_EXERCISE_
Your answer should be only the lines below from the one with "Q: By hand: the" to the one with "A: Computed: (0.001, -0.554, 0.432)", repeated exactly, ends included.

::::::::::

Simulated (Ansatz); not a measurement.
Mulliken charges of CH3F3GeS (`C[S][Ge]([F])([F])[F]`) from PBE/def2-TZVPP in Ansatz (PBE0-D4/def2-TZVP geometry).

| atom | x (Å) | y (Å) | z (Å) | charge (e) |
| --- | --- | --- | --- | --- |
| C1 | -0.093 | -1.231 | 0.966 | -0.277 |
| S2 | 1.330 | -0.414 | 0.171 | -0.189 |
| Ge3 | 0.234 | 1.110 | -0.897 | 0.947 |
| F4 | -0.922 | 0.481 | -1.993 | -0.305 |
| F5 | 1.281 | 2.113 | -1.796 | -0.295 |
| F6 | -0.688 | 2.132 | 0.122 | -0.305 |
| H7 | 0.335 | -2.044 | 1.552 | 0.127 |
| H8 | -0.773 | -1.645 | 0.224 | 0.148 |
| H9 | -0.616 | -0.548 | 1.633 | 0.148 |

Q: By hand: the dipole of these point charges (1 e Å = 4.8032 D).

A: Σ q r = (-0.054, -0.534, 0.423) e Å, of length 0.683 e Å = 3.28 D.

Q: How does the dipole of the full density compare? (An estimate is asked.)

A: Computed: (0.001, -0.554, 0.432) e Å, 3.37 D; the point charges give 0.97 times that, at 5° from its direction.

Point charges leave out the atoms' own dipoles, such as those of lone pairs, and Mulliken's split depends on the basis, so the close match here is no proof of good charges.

::::::::::

_TASK ANSWER_
Q: By hand: the dipole of these point charges (1 e Å = 4.8032 D).

A: Σ q r = (-0.054, -0.534, 0.423) e Å, of length 0.683 e Å = 3.28 D.

Q: How does the dipole of the full density compare? (An estimate is asked.)

A: Computed: (0.001, -0.554, 0.432) e Å, 3.37 D; the point charges give 0.97 times that, at 5° from its direction.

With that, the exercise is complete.